→ **BRIEF**
Output the complete listing. Match it exactly.

++++ RECORD SET
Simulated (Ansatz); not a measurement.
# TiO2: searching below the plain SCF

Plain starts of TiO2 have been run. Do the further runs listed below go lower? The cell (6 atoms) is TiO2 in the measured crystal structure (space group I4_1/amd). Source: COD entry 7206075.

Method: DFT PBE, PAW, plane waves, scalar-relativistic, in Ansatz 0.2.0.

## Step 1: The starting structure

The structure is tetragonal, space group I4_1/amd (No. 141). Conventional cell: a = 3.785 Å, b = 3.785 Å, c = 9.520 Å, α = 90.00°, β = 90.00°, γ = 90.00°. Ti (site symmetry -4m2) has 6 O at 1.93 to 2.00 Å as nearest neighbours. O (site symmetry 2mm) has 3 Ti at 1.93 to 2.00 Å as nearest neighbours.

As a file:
++++++++

→ **PROBLEM SOLUTION**
Simulated (Ansatz); not a measurement.
# TiO2: searching below the plain SCF

Plain starts of TiO2 have been run. Do the further runs listed below go lower? The cell (6 atoms) is TiO2 in the measured crystal structure (space group I4_1/amd). Source: COD entry 7206075.

Method: DFT PBE, PAW, plane waves, scalar-relativistic, in Ansatz 0.2.0.

## Step 1: The starting structure

The structure is tetragonal, space group I4_1/amd (No. 141). Conventional cell: a = 3.785 Å, b = 3.785 Å, c = 9.520 Å, α = 90.00°, β = 90.00°, γ = 90.00°. Ti (site symmetry -4m2) has 6 O at 1.93 to 2.00 Å as nearest neighbours. O (site symmetry 2mm) has 3 Ti at 1.93 to 2.00 Å as nearest neighbours.

As a file:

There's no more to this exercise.